All of the data needs to be printed again, exactly as written.

--*--

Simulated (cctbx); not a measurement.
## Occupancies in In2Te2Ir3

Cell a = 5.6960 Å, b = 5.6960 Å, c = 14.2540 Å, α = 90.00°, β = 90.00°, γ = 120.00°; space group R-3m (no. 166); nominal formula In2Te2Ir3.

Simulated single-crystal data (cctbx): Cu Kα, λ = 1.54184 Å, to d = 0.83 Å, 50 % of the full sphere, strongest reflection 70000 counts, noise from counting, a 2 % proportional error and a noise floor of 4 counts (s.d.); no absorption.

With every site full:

--*--

Written answer ->
Simulated (cctbx); not a measurement.
## Occupancies in In2Te2Ir3

Cell a = 5.6960 Å, b = 5.6960 Å, c = 14.2540 Å, α = 90.00°, β = 90.00°, γ = 120.00°; space group R-3m (no. 166); nominal formula In2Te2Ir3.

Simulated single-crystal data (cctbx): Cu Kα, λ = 1.54184 Å, to d = 0.83 Å, 50 % of the full sphere, strongest reflection 70000 counts, noise from counting, a 2 % proportional error and a noise floor of 4 counts (s.d.); no absorption.

With every site full:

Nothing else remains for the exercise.